▶ _Assigned task_:
The entries need to be copied exactly.

▶ _Dataset excerpts_:
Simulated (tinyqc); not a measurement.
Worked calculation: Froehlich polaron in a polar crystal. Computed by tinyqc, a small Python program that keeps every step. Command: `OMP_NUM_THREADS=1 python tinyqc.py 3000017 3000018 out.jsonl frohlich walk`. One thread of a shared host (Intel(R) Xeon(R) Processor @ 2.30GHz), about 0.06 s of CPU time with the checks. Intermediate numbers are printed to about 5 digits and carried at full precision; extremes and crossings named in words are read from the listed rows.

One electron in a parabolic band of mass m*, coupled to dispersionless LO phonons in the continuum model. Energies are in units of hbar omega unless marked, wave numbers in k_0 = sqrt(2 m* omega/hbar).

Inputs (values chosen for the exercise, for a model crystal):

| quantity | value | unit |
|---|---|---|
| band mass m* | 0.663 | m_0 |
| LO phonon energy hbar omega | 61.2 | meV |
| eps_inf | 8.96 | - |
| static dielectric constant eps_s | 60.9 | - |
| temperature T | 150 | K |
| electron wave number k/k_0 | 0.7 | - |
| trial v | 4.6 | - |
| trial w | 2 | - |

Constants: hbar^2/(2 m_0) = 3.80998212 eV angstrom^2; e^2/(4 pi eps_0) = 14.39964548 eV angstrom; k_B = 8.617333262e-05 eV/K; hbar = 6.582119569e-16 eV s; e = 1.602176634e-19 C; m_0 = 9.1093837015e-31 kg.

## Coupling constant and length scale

▶ _Answer box_:
Simulated (tinyqc); not a measurement.
Worked calculation: Froehlich polaron in a polar crystal. Computed by tinyqc, a small Python program that keeps every step. Command: `OMP_NUM_THREADS=1 python tinyqc.py 3000017 3000018 out.jsonl frohlich walk`. One thread of a shared host (Intel(R) Xeon(R) Processor @ 2.30GHz), about 0.06 s of CPU time with the checks. Intermediate numbers are printed to about 5 digits and carried at full precision; extremes and crossings named in words are read from the listed rows.

One electron in a parabolic band of mass m*, coupled to dispersionless LO phonons in the continuum model. Energies are in units of hbar omega unless marked, wave numbers in k_0 = sqrt(2 m* omega/hbar).

Inputs (values chosen for the exercise, for a model crystal):

| quantity | value | unit |
|---|---|---|
| band mass m* | 0.663 | m_0 |
| LO phonon energy hbar omega | 61.2 | meV |
| eps_inf | 8.96 | - |
| static dielectric constant eps_s | 60.9 | - |
| temperature T | 150 | K |
| electron wave number k/k_0 | 0.7 | - |
| trial v | 4.6 | - |
| trial w | 2 | - |

Constants: hbar^2/(2 m_0) = 3.80998212 eV angstrom^2; e^2/(4 pi eps_0) = 14.39964548 eV angstrom; k_B = 8.617333262e-05 eV/K; hbar = 6.582119569e-16 eV s; e = 1.602176634e-19 C; m_0 = 9.1093837015e-31 kg.

## Coupling constant and length scale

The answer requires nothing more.